--- Assignment ---
Repeat, please, only the lines from the top of the data down to the line with "Where are the wells?"; include both of those lines.

--- Stored data ---
======

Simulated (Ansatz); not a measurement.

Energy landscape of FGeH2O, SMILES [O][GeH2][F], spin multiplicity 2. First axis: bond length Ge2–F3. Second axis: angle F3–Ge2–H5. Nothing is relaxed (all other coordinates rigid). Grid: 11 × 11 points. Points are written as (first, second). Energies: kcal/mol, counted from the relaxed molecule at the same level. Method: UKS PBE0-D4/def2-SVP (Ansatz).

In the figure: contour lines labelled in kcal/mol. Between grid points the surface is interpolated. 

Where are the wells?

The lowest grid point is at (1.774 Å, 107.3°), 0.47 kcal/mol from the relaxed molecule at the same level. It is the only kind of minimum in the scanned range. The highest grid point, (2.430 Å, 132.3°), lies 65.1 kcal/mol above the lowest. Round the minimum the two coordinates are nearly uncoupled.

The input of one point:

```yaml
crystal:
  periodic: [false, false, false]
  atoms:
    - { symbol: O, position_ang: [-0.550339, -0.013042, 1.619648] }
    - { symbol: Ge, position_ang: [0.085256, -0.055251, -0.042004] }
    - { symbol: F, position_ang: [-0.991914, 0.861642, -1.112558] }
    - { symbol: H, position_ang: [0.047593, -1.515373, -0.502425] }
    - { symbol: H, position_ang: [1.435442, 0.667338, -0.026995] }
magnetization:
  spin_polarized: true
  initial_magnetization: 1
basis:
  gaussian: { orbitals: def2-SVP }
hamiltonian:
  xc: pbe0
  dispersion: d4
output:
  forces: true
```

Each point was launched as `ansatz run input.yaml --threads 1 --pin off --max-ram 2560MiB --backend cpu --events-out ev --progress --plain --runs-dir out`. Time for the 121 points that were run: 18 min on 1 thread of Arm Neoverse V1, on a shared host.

======

--- Worked solution ---
Simulated (Ansatz); not a measurement.

Energy landscape of FGeH2O, SMILES [O][GeH2][F], spin multiplicity 2. First axis: bond length Ge2–F3. Second axis: angle F3–Ge2–H5. Nothing is relaxed (all other coordinates rigid). Grid: 11 × 11 points. Points are written as (first, second). Energies: kcal/mol, counted from the relaxed molecule at the same level. Method: UKS PBE0-D4/def2-SVP (Ansatz).

In the figure: contour lines labelled in kcal/mol. Between grid points the surface is interpolated. 

Where are the wells?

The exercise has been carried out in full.